Assignment:
What you write should be an exact copy of the material, from its first line through the line containing "Method used: TDDFT".

======
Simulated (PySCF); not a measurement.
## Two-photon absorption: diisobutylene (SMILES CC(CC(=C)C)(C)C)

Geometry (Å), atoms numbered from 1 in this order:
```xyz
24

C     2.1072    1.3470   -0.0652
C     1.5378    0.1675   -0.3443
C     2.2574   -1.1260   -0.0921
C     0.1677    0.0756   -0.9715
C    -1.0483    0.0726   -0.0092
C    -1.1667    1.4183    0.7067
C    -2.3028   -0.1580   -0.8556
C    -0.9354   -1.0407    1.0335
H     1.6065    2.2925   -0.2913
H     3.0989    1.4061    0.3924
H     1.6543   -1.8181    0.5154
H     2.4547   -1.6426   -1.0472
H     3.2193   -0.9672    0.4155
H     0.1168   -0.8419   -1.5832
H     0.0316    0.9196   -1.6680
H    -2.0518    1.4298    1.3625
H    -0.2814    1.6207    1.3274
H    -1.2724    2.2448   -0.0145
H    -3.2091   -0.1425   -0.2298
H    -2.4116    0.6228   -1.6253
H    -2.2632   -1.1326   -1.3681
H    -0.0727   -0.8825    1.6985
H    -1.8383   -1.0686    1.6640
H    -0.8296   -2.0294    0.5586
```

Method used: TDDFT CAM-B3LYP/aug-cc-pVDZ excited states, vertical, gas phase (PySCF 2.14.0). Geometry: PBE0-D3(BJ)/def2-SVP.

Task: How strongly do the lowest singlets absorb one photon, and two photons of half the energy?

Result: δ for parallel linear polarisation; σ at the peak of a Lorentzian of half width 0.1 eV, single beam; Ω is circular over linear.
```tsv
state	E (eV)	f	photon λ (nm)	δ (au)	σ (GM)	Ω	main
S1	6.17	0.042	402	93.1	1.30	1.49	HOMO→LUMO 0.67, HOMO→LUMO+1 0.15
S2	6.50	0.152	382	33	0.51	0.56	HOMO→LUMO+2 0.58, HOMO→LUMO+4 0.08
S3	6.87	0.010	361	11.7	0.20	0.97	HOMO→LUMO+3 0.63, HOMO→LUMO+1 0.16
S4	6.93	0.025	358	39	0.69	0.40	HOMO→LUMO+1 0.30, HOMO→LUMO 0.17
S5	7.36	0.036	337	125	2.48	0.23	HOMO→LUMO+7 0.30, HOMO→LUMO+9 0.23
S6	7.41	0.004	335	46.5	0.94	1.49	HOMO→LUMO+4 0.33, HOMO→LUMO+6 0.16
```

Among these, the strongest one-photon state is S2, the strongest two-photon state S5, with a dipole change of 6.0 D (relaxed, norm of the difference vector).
======

Answer area:
Simulated (PySCF); not a measurement.
## Two-photon absorption: diisobutylene (SMILES CC(CC(=C)C)(C)C)

Geometry (Å), atoms numbered from 1 in this order:
```xyz
24

C     2.1072    1.3470   -0.0652
C     1.5378    0.1675   -0.3443
C     2.2574   -1.1260   -0.0921
C     0.1677    0.0756   -0.9715
C    -1.0483    0.0726   -0.0092
C    -1.1667    1.4183    0.7067
C    -2.3028   -0.1580   -0.8556
C    -0.9354   -1.0407    1.0335
H     1.6065    2.2925   -0.2913
H     3.0989    1.4061    0.3924
H     1.6543   -1.8181    0.5154
H     2.4547   -1.6426   -1.0472
H     3.2193   -0.9672    0.4155
H     0.1168   -0.8419   -1.5832
H     0.0316    0.9196   -1.6680
H    -2.0518    1.4298    1.3625
H    -0.2814    1.6207    1.3274
H    -1.2724    2.2448   -0.0145
H    -3.2091   -0.1425   -0.2298
H    -2.4116    0.6228   -1.6253
H    -2.2632   -1.1326   -1.3681
H    -0.0727   -0.8825    1.6985
H    -1.8383   -1.0686    1.6640
H    -0.8296   -2.0294    0.5586
```

Method used: TDDFT CAM-B3LYP/aug-cc-pVDZ excited states, vertical, gas phase (PySCF 2.14.0). Geometry: PBE0-D3(BJ)/def2-SVP.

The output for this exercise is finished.